- EXERCISE DATA
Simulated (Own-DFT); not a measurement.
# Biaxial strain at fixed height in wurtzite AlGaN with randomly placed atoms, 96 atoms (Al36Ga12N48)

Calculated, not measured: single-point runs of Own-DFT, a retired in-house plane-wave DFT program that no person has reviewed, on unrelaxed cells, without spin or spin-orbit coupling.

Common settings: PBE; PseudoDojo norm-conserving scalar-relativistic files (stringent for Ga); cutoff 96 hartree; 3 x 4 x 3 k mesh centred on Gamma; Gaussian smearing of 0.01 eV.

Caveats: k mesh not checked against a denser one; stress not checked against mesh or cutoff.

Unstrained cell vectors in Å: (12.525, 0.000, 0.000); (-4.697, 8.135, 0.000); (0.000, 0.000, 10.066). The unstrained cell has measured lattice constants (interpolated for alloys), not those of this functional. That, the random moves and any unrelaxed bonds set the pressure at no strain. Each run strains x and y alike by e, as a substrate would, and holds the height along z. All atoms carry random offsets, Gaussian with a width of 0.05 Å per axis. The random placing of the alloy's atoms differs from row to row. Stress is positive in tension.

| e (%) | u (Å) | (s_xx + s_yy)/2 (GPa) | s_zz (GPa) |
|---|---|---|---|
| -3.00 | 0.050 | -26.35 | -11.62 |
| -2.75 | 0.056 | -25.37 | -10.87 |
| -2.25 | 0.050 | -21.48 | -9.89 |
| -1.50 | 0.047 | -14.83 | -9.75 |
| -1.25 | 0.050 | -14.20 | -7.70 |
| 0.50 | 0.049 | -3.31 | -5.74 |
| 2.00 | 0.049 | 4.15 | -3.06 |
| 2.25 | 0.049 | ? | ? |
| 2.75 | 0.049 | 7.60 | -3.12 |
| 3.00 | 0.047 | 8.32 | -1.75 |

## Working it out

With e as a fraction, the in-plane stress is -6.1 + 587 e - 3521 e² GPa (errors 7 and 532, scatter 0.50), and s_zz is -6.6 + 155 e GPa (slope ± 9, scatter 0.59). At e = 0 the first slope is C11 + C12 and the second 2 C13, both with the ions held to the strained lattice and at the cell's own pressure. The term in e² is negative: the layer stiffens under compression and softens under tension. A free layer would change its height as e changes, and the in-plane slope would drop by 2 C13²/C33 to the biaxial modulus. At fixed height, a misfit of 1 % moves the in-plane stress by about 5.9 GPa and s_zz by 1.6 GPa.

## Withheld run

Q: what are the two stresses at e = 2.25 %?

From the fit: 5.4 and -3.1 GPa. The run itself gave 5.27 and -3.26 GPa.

- ACTION ITEM
Although the records may continue, retype only the lines from the first one through the one containing "Caveats: k mesh", exactly as they appear.

- EXPECTED ANSWER
Simulated (Own-DFT); not a measurement.
# Biaxial strain at fixed height in wurtzite AlGaN with randomly placed atoms, 96 atoms (Al36Ga12N48)

Calculated, not measured: single-point runs of Own-DFT, a retired in-house plane-wave DFT program that no person has reviewed, on unrelaxed cells, without spin or spin-orbit coupling.

Common settings: PBE; PseudoDojo norm-conserving scalar-relativistic files (stringent for Ga); cutoff 96 hartree; 3 x 4 x 3 k mesh centred on Gamma; Gaussian smearing of 0.01 eV.

Caveats: k mesh not checked against a denser one; stress not checked against mesh or cutoff.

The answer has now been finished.